•••••

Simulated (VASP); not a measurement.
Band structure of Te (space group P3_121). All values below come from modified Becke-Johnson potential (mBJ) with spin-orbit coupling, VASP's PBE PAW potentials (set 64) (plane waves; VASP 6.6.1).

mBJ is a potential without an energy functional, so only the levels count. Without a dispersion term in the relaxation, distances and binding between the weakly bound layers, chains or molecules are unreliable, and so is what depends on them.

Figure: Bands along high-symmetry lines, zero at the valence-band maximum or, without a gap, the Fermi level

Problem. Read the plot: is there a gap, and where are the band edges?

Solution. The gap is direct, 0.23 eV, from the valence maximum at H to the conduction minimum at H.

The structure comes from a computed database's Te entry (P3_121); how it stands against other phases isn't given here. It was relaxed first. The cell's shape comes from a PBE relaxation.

•••••

_WORK INSTRUCTION_
Of all the entries above, repeat only the lines from the line that has "Problem. Read the" to the line that has "Solution. The gap", both lines included, exactly.

_ANSWER SPACE_
Problem. Read the plot: is there a gap, and where are the band edges?

Solution. The gap is direct, 0.23 eV, from the valence maximum at H to the conduction minimum at H.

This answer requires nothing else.